┏━━

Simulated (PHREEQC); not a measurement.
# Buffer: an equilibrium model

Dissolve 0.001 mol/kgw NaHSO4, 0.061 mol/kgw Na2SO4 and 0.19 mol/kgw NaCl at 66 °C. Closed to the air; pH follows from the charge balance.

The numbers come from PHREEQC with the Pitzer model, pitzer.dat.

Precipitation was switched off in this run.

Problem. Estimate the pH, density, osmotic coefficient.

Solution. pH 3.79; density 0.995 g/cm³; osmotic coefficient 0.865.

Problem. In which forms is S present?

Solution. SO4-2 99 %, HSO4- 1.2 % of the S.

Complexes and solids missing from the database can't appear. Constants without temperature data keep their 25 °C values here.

┗━━

* [Work task]: Retype the listing above, word for word, from its first line to the line containing "Solution. SO4-2 99 %, HSO4- 1.2 % of the S.", both ends included.

* [Response box]:
Simulated (PHREEQC); not a measurement.
# Buffer: an equilibrium model

Dissolve 0.001 mol/kgw NaHSO4, 0.061 mol/kgw Na2SO4 and 0.19 mol/kgw NaCl at 66 °C. Closed to the air; pH follows from the charge balance.

The numbers come from PHREEQC with the Pitzer model, pitzer.dat.

Precipitation was switched off in this run.

Problem. Estimate the pH, density, osmotic coefficient.

Solution. pH 3.79; density 0.995 g/cm³; osmotic coefficient 0.865.

Problem. In which forms is S present?

Solution. SO4-2 99 %, HSO4- 1.2 % of the S.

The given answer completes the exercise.